EXERCISE DATA:

>>>>>

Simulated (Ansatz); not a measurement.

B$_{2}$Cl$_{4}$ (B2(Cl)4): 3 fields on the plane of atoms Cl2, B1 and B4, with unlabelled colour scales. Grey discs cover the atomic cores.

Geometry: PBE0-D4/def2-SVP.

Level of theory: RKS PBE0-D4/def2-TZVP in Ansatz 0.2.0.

<<<<<

WORK INSTRUCTION:
Each entry above needs to be duplicated verbatim.

TASK RESULT:
Simulated (Ansatz); not a measurement.

B$_{2}$Cl$_{4}$ (B2(Cl)4): 3 fields on the plane of atoms Cl2, B1 and B4, with unlabelled colour scales. Grey discs cover the atomic cores.

Geometry: PBE0-D4/def2-SVP.

Level of theory: RKS PBE0-D4/def2-TZVP in Ansatz 0.2.0.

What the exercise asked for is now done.